#### ACTIVITY
Once the line containing "18 atoms, starting" is found in the entries below, restate it and each following line word for word, stopping after the line containing "Self-consistency was reached.".

#### MATERIAL SHOWN
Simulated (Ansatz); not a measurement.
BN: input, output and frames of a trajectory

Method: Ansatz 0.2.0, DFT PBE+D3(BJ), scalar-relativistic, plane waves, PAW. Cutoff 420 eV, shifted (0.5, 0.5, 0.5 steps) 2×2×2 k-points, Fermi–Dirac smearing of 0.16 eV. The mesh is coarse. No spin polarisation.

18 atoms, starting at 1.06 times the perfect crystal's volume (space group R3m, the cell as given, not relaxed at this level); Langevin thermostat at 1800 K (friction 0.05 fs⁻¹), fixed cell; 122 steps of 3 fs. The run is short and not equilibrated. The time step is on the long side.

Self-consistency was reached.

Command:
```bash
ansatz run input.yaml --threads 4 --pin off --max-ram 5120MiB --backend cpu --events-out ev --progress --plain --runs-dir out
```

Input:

#### EXERCISE ANSWER
18 atoms, starting at 1.06 times the perfect crystal's volume (space group R3m, the cell as given, not relaxed at this level); Langevin thermostat at 1800 K (friction 0.05 fs⁻¹), fixed cell; 122 steps of 3 fs. The run is short and not equilibrated. The time step is on the long side.

Self-consistency was reached.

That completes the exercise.